## Work instruction
Stopping at the line that holds "n-channel device on", repeat the lines below exactly, starting from the very first and including that final line.

## Available data
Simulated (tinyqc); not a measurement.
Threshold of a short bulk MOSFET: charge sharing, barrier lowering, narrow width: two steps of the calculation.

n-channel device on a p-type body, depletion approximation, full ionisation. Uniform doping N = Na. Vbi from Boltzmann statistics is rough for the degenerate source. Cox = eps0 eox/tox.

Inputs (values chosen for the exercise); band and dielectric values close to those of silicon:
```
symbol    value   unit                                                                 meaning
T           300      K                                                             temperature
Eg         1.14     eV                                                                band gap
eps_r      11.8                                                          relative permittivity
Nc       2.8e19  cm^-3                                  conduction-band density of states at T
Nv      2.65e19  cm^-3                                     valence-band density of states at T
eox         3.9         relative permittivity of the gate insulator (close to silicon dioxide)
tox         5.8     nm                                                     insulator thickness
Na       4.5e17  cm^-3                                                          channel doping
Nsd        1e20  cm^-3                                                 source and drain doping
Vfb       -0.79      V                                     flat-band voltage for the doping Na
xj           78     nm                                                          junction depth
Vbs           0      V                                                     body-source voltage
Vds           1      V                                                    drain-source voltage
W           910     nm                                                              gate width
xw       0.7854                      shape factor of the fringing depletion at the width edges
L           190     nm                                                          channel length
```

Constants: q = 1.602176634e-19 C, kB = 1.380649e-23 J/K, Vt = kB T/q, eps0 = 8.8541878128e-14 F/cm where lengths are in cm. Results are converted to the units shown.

## Response box
Simulated (tinyqc); not a measurement.
Threshold of a short bulk MOSFET: charge sharing, barrier lowering, narrow width: two steps of the calculation.

n-channel device on a p-type body, depletion approximation, full ionisation. Uniform doping N = Na. Vbi from Boltzmann statistics is rough for the degenerate source. Cox = eps0 eox/tox.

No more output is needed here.